Record set:
#####

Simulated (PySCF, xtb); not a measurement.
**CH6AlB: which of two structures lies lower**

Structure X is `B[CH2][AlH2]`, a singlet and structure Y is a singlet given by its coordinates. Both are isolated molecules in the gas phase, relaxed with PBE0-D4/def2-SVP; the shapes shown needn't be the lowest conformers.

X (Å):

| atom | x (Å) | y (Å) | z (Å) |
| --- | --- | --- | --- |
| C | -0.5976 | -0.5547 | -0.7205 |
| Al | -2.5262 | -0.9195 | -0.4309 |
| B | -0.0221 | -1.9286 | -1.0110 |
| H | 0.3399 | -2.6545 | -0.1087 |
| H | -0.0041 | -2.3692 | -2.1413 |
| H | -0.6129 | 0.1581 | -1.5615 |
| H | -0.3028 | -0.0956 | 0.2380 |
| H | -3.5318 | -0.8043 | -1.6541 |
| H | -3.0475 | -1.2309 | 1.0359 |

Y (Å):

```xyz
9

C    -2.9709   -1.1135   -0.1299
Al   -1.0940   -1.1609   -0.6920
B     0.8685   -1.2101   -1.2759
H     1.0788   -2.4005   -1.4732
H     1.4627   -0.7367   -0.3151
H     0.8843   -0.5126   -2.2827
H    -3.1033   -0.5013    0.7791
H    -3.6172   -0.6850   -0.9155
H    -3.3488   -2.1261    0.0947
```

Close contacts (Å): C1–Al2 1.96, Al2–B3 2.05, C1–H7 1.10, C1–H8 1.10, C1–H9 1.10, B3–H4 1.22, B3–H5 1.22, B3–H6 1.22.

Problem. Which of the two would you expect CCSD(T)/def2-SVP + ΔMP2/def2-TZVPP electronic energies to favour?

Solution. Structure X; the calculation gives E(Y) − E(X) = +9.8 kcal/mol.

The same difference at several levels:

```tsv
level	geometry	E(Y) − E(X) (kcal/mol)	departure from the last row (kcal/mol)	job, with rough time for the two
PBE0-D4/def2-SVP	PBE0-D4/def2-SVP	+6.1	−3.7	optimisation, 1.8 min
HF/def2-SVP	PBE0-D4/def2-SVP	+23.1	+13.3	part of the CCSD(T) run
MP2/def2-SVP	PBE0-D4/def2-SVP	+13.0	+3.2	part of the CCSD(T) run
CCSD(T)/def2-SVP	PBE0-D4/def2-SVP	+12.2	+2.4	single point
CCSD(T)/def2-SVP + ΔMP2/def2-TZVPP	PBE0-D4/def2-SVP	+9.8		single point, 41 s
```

#####

Exercise:
Set the lines down exactly, from the first line of the records to the line where "-2.6545 | -0.1087 |" appears, with both ends kept.

Written reply:
Simulated (PySCF, xtb); not a measurement.
**CH6AlB: which of two structures lies lower**

Structure X is `B[CH2][AlH2]`, a singlet and structure Y is a singlet given by its coordinates. Both are isolated molecules in the gas phase, relaxed with PBE0-D4/def2-SVP; the shapes shown needn't be the lowest conformers.

X (Å):

| atom | x (Å) | y (Å) | z (Å) |
| --- | --- | --- | --- |
| C | -0.5976 | -0.5547 | -0.7205 |
| Al | -2.5262 | -0.9195 | -0.4309 |
| B | -0.0221 | -1.9286 | -1.0110 |
| H | 0.3399 | -2.6545 | -0.1087 |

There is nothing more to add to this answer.